# Records supplied
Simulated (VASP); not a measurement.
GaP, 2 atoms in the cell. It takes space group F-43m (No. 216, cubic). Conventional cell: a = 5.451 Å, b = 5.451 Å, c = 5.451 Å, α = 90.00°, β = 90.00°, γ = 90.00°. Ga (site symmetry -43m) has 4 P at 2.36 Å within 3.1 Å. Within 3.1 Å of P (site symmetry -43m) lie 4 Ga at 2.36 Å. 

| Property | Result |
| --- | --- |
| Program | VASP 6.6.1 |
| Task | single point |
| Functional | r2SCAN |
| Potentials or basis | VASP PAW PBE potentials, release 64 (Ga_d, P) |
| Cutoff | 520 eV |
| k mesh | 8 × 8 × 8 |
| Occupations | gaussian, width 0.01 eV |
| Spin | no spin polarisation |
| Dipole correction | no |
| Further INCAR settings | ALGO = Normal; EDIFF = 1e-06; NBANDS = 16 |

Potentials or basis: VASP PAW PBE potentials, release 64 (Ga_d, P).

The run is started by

# Requirement
Output every line of the listing word for word.

# Problem solution
Simulated (VASP); not a measurement.
GaP, 2 atoms in the cell. It takes space group F-43m (No. 216, cubic). Conventional cell: a = 5.451 Å, b = 5.451 Å, c = 5.451 Å, α = 90.00°, β = 90.00°, γ = 90.00°. Ga (site symmetry -43m) has 4 P at 2.36 Å within 3.1 Å. Within 3.1 Å of P (site symmetry -43m) lie 4 Ga at 2.36 Å. 

| Property | Result |
| --- | --- |
| Program | VASP 6.6.1 |
| Task | single point |
| Functional | r2SCAN |
| Potentials or basis | VASP PAW PBE potentials, release 64 (Ga_d, P) |
| Cutoff | 520 eV |
| k mesh | 8 × 8 × 8 |
| Occupations | gaussian, width 0.01 eV |
| Spin | no spin polarisation |
| Dipole correction | no |
| Further INCAR settings | ALGO = Normal; EDIFF = 1e-06; NBANDS = 16 |

Potentials or basis: VASP PAW PBE potentials, release 64 (Ga_d, P).

The run is started by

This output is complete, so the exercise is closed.